-=-=-=-=-

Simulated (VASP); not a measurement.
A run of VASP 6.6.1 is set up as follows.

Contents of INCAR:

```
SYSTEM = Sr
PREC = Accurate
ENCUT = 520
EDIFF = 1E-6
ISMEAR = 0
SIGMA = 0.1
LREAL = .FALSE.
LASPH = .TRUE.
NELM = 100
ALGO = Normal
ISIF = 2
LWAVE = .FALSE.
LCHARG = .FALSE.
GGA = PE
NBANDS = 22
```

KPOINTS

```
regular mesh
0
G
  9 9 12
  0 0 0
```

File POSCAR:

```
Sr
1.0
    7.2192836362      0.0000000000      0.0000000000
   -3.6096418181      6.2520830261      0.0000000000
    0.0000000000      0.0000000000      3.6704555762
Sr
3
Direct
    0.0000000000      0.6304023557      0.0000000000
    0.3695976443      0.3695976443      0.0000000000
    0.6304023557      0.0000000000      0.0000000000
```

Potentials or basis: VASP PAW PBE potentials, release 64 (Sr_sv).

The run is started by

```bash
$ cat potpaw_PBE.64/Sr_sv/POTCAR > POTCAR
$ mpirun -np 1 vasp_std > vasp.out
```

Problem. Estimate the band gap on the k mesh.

-=-=-=-=-

ACTIVITY. Line by line, please reproduce the records exactly.

EXERCISE ANSWER.
Simulated (VASP); not a measurement.
A run of VASP 6.6.1 is set up as follows.

Contents of INCAR:

```
SYSTEM = Sr
PREC = Accurate
ENCUT = 520
EDIFF = 1E-6
ISMEAR = 0
SIGMA = 0.1
LREAL = .FALSE.
LASPH = .TRUE.
NELM = 100
ALGO = Normal
ISIF = 2
LWAVE = .FALSE.
LCHARG = .FALSE.
GGA = PE
NBANDS = 22
```

KPOINTS

```
regular mesh
0
G
  9 9 12
  0 0 0
```

File POSCAR:

```
Sr
1.0
    7.2192836362      0.0000000000      0.0000000000
   -3.6096418181      6.2520830261      0.0000000000
    0.0000000000      0.0000000000      3.6704555762
Sr
3
Direct
    0.0000000000      0.6304023557      0.0000000000
    0.3695976443      0.3695976443      0.0000000000
    0.6304023557      0.0000000000      0.0000000000
```

Potentials or basis: VASP PAW PBE potentials, release 64 (Sr_sv).

The run is started by

```bash
$ cat potpaw_PBE.64/Sr_sv/POTCAR > POTCAR
$ mpirun -np 1 vasp_std > vasp.out
```

Problem. Estimate the band gap on the k mesh.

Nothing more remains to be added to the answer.